▽
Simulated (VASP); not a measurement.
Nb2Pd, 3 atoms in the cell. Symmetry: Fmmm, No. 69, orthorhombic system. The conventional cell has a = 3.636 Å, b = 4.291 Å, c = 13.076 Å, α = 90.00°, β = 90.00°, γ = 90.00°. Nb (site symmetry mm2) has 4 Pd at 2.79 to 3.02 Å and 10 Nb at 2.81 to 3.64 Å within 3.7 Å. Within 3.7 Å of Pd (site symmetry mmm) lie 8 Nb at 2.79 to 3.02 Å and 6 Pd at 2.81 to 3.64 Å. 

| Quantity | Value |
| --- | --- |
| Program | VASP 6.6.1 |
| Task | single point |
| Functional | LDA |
△

:: WORK TASK ::
An exact copy of all the entries is what's needed; write it out.

:: PROBLEM SOLUTION ::
Simulated (VASP); not a measurement.
Nb2Pd, 3 atoms in the cell. Symmetry: Fmmm, No. 69, orthorhombic system. The conventional cell has a = 3.636 Å, b = 4.291 Å, c = 13.076 Å, α = 90.00°, β = 90.00°, γ = 90.00°. Nb (site symmetry mm2) has 4 Pd at 2.79 to 3.02 Å and 10 Nb at 2.81 to 3.64 Å within 3.7 Å. Within 3.7 Å of Pd (site symmetry mmm) lie 8 Nb at 2.79 to 3.02 Å and 6 Pd at 2.81 to 3.64 Å. 

| Quantity | Value |
| --- | --- |
| Program | VASP 6.6.1 |
| Task | single point |
| Functional | LDA |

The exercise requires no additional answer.